* _STORED DATA_:
/---
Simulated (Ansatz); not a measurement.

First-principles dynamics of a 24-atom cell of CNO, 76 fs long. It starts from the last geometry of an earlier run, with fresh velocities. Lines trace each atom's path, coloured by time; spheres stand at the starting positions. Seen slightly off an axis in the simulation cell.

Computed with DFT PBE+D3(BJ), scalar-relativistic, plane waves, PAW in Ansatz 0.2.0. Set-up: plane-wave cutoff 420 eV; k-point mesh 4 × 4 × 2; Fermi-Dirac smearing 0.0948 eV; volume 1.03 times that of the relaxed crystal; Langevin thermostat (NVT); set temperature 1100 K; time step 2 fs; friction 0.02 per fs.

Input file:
\---

* _WORK REQUEST_:
From the top of the material above, print every line exactly, ending with the line that holds "Computed with DFT".

* _WRITTEN REPLY_:
Simulated (Ansatz); not a measurement.

First-principles dynamics of a 24-atom cell of CNO, 76 fs long. It starts from the last geometry of an earlier run, with fresh velocities. Lines trace each atom's path, coloured by time; spheres stand at the starting positions. Seen slightly off an axis in the simulation cell.

Computed with DFT PBE+D3(BJ), scalar-relativistic, plane waves, PAW in Ansatz 0.2.0. Set-up: plane-wave cutoff 420 eV; k-point mesh 4 × 4 × 2; Fermi-Dirac smearing 0.0948 eV; volume 1.03 times that of the relaxed crystal; Langevin thermostat (NVT); set temperature 1100 K; time step 2 fs; friction 0.02 per fs.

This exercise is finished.